WORK REQUEST - Go through the listing below and return every line exactly.

─── EXTRACTED ENTRIES ───
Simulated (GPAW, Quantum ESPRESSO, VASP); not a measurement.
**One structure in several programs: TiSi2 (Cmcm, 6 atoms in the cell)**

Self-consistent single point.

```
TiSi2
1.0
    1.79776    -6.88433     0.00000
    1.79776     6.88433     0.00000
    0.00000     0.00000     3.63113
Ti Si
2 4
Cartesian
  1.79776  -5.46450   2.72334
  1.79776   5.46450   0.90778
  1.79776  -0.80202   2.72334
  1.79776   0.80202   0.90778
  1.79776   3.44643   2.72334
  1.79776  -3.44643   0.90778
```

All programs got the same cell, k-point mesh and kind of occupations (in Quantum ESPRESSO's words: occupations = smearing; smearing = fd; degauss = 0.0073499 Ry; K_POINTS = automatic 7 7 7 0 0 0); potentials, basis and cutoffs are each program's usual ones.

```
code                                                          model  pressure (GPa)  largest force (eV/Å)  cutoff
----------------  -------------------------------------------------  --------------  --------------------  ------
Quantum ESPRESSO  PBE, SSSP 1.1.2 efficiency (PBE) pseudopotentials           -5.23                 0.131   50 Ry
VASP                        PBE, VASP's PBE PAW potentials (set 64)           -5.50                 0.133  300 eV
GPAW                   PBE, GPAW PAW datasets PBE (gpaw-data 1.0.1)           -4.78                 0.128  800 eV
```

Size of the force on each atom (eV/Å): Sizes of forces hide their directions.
───

EXERCISE ANSWER -
Simulated (GPAW, Quantum ESPRESSO, VASP); not a measurement.
**One structure in several programs: TiSi2 (Cmcm, 6 atoms in the cell)**

Self-consistent single point.

```
TiSi2
1.0
    1.79776    -6.88433     0.00000
    1.79776     6.88433     0.00000
    0.00000     0.00000     3.63113
Ti Si
2 4
Cartesian
  1.79776  -5.46450   2.72334
  1.79776   5.46450   0.90778
  1.79776  -0.80202   2.72334
  1.79776   0.80202   0.90778
  1.79776   3.44643   2.72334
  1.79776  -3.44643   0.90778
```

All programs got the same cell, k-point mesh and kind of occupations (in Quantum ESPRESSO's words: occupations = smearing; smearing = fd; degauss = 0.0073499 Ry; K_POINTS = automatic 7 7 7 0 0 0); potentials, basis and cutoffs are each program's usual ones.

```
code                                                          model  pressure (GPa)  largest force (eV/Å)  cutoff
----------------  -------------------------------------------------  --------------  --------------------  ------
Quantum ESPRESSO  PBE, SSSP 1.1.2 efficiency (PBE) pseudopotentials           -5.23                 0.131   50 Ry
VASP                        PBE, VASP's PBE PAW potentials (set 64)           -5.50                 0.133  300 eV
GPAW                   PBE, GPAW PAW datasets PBE (gpaw-data 1.0.1)           -4.78                 0.128  800 eV
```

Size of the force on each atom (eV/Å): Sizes of forces hide their directions.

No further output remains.